Work request »
Reproduce precisely the lines of the listing below, starting with the line that contains "H8NPSi2, SMILES [SiH3]N[SiH2]P, a" and stopping after the line that contains "Run with the"; include nothing else.

^^^^^^^^^^^^^^^^
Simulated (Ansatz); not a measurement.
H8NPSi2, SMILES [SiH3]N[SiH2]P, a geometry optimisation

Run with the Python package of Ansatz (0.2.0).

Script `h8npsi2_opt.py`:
^^^^^^^^^^^^^^^^

Exercise response »
H8NPSi2, SMILES [SiH3]N[SiH2]P, a geometry optimisation

Run with the Python package of Ansatz (0.2.0).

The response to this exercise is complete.